Every record that follows should be written out again without any change.

____________________

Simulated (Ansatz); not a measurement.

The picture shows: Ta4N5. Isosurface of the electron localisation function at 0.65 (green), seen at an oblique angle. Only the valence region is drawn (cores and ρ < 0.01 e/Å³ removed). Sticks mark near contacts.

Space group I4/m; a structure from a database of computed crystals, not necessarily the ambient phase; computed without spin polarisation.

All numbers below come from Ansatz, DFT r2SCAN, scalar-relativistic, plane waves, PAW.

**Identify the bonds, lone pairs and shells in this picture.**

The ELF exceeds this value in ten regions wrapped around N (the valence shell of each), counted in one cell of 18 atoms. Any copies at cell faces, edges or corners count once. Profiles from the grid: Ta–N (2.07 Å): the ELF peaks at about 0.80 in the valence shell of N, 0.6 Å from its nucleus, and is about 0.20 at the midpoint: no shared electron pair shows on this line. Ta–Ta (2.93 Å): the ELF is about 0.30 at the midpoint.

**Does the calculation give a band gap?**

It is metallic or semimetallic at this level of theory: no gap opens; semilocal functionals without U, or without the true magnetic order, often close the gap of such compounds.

____________________

§ **Solution**:
Simulated (Ansatz); not a measurement.

The picture shows: Ta4N5. Isosurface of the electron localisation function at 0.65 (green), seen at an oblique angle. Only the valence region is drawn (cores and ρ < 0.01 e/Å³ removed). Sticks mark near contacts.

Space group I4/m; a structure from a database of computed crystals, not necessarily the ambient phase; computed without spin polarisation.

All numbers below come from Ansatz, DFT r2SCAN, scalar-relativistic, plane waves, PAW.

**Identify the bonds, lone pairs and shells in this picture.**

The ELF exceeds this value in ten regions wrapped around N (the valence shell of each), counted in one cell of 18 atoms. Any copies at cell faces, edges or corners count once. Profiles from the grid: Ta–N (2.07 Å): the ELF peaks at about 0.80 in the valence shell of N, 0.6 Å from its nucleus, and is about 0.20 at the midpoint: no shared electron pair shows on this line. Ta–Ta (2.93 Å): the ELF is about 0.30 at the midpoint.

**Does the calculation give a band gap?**

It is metallic or semimetallic at this level of theory: no gap opens; semilocal functionals without U, or without the true magnetic order, often close the gap of such compounds.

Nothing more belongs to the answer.